-- Given entries --
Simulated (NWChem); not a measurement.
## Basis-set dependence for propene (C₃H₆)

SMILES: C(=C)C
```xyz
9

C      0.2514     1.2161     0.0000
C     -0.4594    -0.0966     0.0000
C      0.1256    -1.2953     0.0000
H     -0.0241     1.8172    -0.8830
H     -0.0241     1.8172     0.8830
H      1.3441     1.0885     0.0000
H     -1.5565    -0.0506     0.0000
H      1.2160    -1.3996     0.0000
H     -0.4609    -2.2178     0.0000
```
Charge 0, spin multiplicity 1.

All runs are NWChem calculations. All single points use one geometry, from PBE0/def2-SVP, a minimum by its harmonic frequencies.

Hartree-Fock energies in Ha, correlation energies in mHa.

-- Brief --
Every line of the material must be duplicated exactly.

-- Exercise response --
Simulated (NWChem); not a measurement.
## Basis-set dependence for propene (C₃H₆)

SMILES: C(=C)C
```xyz
9

C      0.2514     1.2161     0.0000
C     -0.4594    -0.0966     0.0000
C      0.1256    -1.2953     0.0000
H     -0.0241     1.8172    -0.8830
H     -0.0241     1.8172     0.8830
H      1.3441     1.0885     0.0000
H     -1.5565    -0.0506     0.0000
H      1.2160    -1.3996     0.0000
H     -0.4609    -2.2178     0.0000
```
Charge 0, spin multiplicity 1.

All runs are NWChem calculations. All single points use one geometry, from PBE0/def2-SVP, a minimum by its harmonic frequencies.

Hartree-Fock energies in Ha, correlation energies in mHa.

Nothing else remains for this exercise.